WORK INSTRUCTION: Among the lines below, take the one holding "Computed with Ansatz", the one holding "## Step 1: Starting point", and all lines between them. Set them down exactly.

[PROVIDED RECORDS — start]
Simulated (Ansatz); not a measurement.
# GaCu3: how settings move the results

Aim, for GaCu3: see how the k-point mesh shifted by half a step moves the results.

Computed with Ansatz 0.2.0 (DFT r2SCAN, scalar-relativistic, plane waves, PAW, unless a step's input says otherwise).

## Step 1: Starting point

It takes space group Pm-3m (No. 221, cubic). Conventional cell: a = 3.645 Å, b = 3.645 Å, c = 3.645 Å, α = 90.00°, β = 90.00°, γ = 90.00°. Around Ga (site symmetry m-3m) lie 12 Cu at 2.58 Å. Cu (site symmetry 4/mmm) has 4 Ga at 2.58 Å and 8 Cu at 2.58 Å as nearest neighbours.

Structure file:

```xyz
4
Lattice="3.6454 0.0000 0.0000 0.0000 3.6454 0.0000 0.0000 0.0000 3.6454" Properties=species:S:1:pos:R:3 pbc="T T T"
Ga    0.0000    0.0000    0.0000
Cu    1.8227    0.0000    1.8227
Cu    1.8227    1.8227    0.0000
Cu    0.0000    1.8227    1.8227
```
[PROVIDED RECORDS — finish]

RESPONSE BOX:
Computed with Ansatz 0.2.0 (DFT r2SCAN, scalar-relativistic, plane waves, PAW, unless a step's input says otherwise).

## Step 1: Starting point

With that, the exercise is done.